__WORK ORDER__
Copy the records below verbatim, from the first line through the line containing "These are equilibrium", inclusive, and output nothing else.

__RAW DATA__
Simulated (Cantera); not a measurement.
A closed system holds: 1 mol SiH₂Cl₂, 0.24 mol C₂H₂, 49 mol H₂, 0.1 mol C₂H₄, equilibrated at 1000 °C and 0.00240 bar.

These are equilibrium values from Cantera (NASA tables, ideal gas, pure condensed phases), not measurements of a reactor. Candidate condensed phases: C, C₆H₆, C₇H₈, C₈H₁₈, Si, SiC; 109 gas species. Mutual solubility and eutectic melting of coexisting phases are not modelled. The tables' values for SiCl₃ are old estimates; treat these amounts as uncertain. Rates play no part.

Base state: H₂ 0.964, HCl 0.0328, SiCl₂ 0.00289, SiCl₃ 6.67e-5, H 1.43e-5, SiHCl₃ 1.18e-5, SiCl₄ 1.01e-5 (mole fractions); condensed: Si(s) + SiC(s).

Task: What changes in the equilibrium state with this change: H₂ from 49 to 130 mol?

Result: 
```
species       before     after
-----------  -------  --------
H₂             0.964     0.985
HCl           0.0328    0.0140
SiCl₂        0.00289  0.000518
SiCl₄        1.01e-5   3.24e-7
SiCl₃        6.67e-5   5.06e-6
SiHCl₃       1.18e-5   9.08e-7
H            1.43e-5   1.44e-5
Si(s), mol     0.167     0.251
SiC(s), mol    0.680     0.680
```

__ANSWER BOX__
Simulated (Cantera); not a measurement.
A closed system holds: 1 mol SiH₂Cl₂, 0.24 mol C₂H₂, 49 mol H₂, 0.1 mol C₂H₄, equilibrated at 1000 °C and 0.00240 bar.

These are equilibrium values from Cantera (NASA tables, ideal gas, pure condensed phases), not measurements of a reactor. Candidate condensed phases: C, C₆H₆, C₇H₈, C₈H₁₈, Si, SiC; 109 gas species. Mutual solubility and eutectic melting of coexisting phases are not modelled. The tables' values for SiCl₃ are old estimates; treat these amounts as uncertain. Rates play no part.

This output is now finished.